Segment Open
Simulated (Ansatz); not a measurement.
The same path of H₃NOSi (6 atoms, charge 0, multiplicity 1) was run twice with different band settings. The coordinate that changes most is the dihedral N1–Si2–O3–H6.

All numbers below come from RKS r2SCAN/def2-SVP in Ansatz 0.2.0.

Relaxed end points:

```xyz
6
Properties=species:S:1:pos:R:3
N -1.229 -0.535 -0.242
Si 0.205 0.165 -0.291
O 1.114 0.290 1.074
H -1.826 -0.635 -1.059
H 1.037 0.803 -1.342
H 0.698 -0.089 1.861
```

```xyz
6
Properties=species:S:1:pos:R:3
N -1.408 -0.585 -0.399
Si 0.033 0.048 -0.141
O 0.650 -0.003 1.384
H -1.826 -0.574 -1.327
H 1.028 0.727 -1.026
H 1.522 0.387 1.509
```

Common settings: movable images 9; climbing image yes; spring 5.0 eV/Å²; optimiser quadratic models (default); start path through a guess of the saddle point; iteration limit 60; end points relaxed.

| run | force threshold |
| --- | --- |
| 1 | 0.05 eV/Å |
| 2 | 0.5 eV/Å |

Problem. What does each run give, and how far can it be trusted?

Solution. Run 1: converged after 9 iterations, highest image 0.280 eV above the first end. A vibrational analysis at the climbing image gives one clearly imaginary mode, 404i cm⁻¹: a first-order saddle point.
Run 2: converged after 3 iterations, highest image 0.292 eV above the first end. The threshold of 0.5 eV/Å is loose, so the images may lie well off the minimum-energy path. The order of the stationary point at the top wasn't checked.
Segment Closed

ASSIGNMENT: Quote the data above from the line containing "Common settings: movable" to the line containing "Solution. Run 1: converged", inclusive, and stop.

ANSWER BOX:
Common settings: movable images 9; climbing image yes; spring 5.0 eV/Å²; optimiser quadratic models (default); start path through a guess of the saddle point; iteration limit 60; end points relaxed.

| run | force threshold |
| --- | --- |
| 1 | 0.05 eV/Å |
| 2 | 0.5 eV/Å |

Problem. What does each run give, and how far can it be trusted?

Solution. Run 1: converged after 9 iterations, highest image 0.280 eV above the first end. A vibrational analysis at the climbing image gives one clearly imaginary mode, 404i cm⁻¹: a first-order saddle point.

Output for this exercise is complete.